# Input data
_ _ _ _ _ _ _

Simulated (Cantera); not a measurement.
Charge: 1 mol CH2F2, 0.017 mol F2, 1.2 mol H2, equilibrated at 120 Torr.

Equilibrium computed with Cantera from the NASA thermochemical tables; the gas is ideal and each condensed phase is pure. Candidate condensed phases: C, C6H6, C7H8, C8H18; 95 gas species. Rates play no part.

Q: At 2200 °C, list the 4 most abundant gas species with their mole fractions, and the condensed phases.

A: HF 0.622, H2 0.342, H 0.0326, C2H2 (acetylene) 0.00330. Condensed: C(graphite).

_ _ _ _ _ _ _

# Work request
Would you write the material out again, exactly as given above?

# Answer space
Simulated (Cantera); not a measurement.
Charge: 1 mol CH2F2, 0.017 mol F2, 1.2 mol H2, equilibrated at 120 Torr.

Equilibrium computed with Cantera from the NASA thermochemical tables; the gas is ideal and each condensed phase is pure. Candidate condensed phases: C, C6H6, C7H8, C8H18; 95 gas species. Rates play no part.

Q: At 2200 °C, list the 4 most abundant gas species with their mole fractions, and the condensed phases.

A: HF 0.622, H2 0.342, H 0.0326, C2H2 (acetylene) 0.00330. Condensed: C(graphite).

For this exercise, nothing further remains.